*Exercise*:
Your answer is the listing, printed exactly as given.

*Information provided*:

==========

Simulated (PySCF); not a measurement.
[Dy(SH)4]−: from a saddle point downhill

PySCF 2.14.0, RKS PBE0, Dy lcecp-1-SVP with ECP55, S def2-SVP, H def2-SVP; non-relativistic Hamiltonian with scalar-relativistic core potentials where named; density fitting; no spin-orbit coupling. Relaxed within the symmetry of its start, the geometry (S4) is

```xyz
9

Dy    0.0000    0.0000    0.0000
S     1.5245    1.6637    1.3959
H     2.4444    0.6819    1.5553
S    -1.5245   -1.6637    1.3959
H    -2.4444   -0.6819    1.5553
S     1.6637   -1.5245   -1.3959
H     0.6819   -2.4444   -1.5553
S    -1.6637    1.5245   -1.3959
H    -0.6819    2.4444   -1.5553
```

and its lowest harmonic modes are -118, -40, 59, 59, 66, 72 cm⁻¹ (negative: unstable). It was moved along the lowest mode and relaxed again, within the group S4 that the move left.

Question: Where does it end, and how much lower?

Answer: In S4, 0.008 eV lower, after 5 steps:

==========

*Task answer*:
Simulated (PySCF); not a measurement.
[Dy(SH)4]−: from a saddle point downhill

PySCF 2.14.0, RKS PBE0, Dy lcecp-1-SVP with ECP55, S def2-SVP, H def2-SVP; non-relativistic Hamiltonian with scalar-relativistic core potentials where named; density fitting; no spin-orbit coupling. Relaxed within the symmetry of its start, the geometry (S4) is

```xyz
9

Dy    0.0000    0.0000    0.0000
S     1.5245    1.6637    1.3959
H     2.4444    0.6819    1.5553
S    -1.5245   -1.6637    1.3959
H    -2.4444   -0.6819    1.5553
S     1.6637   -1.5245   -1.3959
H     0.6819   -2.4444   -1.5553
S    -1.6637    1.5245   -1.3959
H    -0.6819    2.4444   -1.5553
```

and its lowest harmonic modes are -118, -40, 59, 59, 66, 72 cm⁻¹ (negative: unstable). It was moved along the lowest mode and relaxed again, within the group S4 that the move left.

Question: Where does it end, and how much lower?

Answer: In S4, 0.008 eV lower, after 5 steps:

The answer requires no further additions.